== WORK ORDER ==
Could you print every line from the first one of the records below through the line containing "So far, mean", with both included and nothing else?

** Opening RECORDS PROVIDED block **

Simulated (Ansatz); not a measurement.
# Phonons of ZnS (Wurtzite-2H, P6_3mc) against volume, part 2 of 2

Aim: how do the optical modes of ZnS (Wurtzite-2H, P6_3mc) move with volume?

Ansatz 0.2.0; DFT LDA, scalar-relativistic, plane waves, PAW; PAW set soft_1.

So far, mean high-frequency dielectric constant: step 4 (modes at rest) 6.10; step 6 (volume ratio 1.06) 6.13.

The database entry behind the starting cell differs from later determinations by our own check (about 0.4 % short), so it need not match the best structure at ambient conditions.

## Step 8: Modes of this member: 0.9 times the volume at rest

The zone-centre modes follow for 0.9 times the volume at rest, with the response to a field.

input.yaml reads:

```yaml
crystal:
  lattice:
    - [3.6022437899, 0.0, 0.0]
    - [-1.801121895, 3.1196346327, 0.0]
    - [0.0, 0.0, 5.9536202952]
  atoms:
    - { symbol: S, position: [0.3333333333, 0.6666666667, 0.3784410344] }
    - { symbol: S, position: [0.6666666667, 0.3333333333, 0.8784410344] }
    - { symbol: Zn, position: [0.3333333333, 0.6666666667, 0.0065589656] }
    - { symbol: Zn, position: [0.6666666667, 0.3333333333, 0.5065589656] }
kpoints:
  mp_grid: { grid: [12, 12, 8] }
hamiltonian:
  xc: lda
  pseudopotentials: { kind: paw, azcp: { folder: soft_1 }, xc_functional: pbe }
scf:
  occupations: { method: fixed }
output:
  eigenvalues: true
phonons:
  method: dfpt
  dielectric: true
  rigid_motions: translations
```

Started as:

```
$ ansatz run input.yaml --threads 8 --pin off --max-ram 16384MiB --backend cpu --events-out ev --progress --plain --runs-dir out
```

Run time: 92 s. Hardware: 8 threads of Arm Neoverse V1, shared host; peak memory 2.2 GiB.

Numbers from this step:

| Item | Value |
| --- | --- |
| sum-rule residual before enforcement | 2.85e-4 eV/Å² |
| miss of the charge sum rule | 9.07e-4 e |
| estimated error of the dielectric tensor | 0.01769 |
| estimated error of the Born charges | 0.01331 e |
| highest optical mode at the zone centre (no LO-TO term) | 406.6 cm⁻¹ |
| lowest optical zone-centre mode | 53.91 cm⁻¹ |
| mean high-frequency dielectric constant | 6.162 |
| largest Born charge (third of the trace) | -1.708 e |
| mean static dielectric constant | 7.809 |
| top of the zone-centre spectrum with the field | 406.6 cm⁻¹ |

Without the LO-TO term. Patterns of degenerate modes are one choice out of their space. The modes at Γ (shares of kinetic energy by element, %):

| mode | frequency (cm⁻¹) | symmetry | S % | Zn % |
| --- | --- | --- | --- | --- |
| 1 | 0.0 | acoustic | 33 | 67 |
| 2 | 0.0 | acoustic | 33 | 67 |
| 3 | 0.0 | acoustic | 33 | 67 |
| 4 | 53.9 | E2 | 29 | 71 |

** Closing RECORDS PROVIDED block **

== YOUR SOLUTION ==
Simulated (Ansatz); not a measurement.
# Phonons of ZnS (Wurtzite-2H, P6_3mc) against volume, part 2 of 2

Aim: how do the optical modes of ZnS (Wurtzite-2H, P6_3mc) move with volume?

Ansatz 0.2.0; DFT LDA, scalar-relativistic, plane waves, PAW; PAW set soft_1.

So far, mean high-frequency dielectric constant: step 4 (modes at rest) 6.10; step 6 (volume ratio 1.06) 6.13.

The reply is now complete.